** Provided data **
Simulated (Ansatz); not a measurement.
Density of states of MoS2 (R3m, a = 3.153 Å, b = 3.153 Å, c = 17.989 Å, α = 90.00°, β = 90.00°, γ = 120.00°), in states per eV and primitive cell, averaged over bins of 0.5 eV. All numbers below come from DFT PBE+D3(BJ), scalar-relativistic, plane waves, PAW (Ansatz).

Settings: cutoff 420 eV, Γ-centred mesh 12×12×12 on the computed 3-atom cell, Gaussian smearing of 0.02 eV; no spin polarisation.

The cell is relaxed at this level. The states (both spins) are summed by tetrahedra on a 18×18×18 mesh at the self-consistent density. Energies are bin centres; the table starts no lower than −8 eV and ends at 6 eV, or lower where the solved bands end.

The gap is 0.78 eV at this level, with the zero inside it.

** Task item **
Every line of the material must be returned exactly as it appears.

** Problem solution **
Simulated (Ansatz); not a measurement.
Density of states of MoS2 (R3m, a = 3.153 Å, b = 3.153 Å, c = 17.989 Å, α = 90.00°, β = 90.00°, γ = 120.00°), in states per eV and primitive cell, averaged over bins of 0.5 eV. All numbers below come from DFT PBE+D3(BJ), scalar-relativistic, plane waves, PAW (Ansatz).

Settings: cutoff 420 eV, Γ-centred mesh 12×12×12 on the computed 3-atom cell, Gaussian smearing of 0.02 eV; no spin polarisation.

The cell is relaxed at this level. The states (both spins) are summed by tetrahedra on a 18×18×18 mesh at the self-consistent density. Energies are bin centres; the table starts no lower than −8 eV and ends at 6 eV, or lower where the solved bands end.

The gap is 0.78 eV at this level, with the zero inside it.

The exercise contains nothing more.